-*-*-

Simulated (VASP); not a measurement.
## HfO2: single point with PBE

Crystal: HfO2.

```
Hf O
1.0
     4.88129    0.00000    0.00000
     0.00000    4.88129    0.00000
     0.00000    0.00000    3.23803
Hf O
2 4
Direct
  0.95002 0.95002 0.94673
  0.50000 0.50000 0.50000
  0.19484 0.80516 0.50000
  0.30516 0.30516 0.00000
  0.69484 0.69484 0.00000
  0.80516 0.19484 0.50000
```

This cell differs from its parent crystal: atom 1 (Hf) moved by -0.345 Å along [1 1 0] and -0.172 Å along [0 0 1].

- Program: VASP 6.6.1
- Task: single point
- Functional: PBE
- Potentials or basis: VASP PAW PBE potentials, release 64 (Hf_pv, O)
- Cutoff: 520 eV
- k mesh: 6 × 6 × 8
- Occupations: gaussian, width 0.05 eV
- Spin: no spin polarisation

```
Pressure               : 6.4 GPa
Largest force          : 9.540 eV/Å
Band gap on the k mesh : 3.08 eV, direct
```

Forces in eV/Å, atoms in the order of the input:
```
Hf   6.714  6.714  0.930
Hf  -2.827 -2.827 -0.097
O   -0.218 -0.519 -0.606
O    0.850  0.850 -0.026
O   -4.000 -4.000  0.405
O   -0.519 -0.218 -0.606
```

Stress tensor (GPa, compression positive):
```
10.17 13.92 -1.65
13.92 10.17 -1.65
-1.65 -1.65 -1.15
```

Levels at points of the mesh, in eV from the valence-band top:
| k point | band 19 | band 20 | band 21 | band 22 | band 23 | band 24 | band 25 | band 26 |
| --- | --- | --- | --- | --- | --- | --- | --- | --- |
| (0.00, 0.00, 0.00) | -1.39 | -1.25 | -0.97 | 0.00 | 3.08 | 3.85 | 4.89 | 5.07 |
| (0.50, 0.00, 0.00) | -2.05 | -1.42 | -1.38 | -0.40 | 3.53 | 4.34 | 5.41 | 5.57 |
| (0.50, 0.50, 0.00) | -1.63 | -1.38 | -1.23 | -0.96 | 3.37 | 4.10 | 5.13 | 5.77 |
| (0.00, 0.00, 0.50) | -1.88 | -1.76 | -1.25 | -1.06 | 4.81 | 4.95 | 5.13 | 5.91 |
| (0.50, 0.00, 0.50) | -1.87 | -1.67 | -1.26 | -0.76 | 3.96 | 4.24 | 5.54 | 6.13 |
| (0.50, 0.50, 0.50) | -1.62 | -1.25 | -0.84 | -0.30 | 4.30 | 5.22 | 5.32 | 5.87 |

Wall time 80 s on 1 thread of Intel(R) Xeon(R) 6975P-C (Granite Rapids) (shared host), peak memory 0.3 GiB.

-*-*-

WORK REQUEST: Each line from the top of the records through the one with "- Functional: PBE" should be returned exactly. Leave out everything else.

EXERCISE RESULT:
Simulated (VASP); not a measurement.
## HfO2: single point with PBE

Crystal: HfO2.

```
Hf O
1.0
     4.88129    0.00000    0.00000
     0.00000    4.88129    0.00000
     0.00000    0.00000    3.23803
Hf O
2 4
Direct
  0.95002 0.95002 0.94673
  0.50000 0.50000 0.50000
  0.19484 0.80516 0.50000
  0.30516 0.30516 0.00000
  0.69484 0.69484 0.00000
  0.80516 0.19484 0.50000
```

This cell differs from its parent crystal: atom 1 (Hf) moved by -0.345 Å along [1 1 0] and -0.172 Å along [0 0 1].

- Program: VASP 6.6.1
- Task: single point
- Functional: PBE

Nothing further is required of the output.